>>>

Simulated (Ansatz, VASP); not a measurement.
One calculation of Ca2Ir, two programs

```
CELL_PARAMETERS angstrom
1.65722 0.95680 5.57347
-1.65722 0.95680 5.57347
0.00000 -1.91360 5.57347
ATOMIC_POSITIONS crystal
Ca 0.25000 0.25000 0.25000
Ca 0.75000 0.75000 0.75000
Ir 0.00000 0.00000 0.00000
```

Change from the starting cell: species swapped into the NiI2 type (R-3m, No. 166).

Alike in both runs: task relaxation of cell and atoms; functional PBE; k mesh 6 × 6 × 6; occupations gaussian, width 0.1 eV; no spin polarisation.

<<<

Give the whole listing again, character for character.

### Exercise result
Simulated (Ansatz, VASP); not a measurement.
One calculation of Ca2Ir, two programs

```
CELL_PARAMETERS angstrom
1.65722 0.95680 5.57347
-1.65722 0.95680 5.57347
0.00000 -1.91360 5.57347
ATOMIC_POSITIONS crystal
Ca 0.25000 0.25000 0.25000
Ca 0.75000 0.75000 0.75000
Ir 0.00000 0.00000 0.00000
```

Change from the starting cell: species swapped into the NiI2 type (R-3m, No. 166).

Alike in both runs: task relaxation of cell and atoms; functional PBE; k mesh 6 × 6 × 6; occupations gaussian, width 0.1 eV; no spin polarisation.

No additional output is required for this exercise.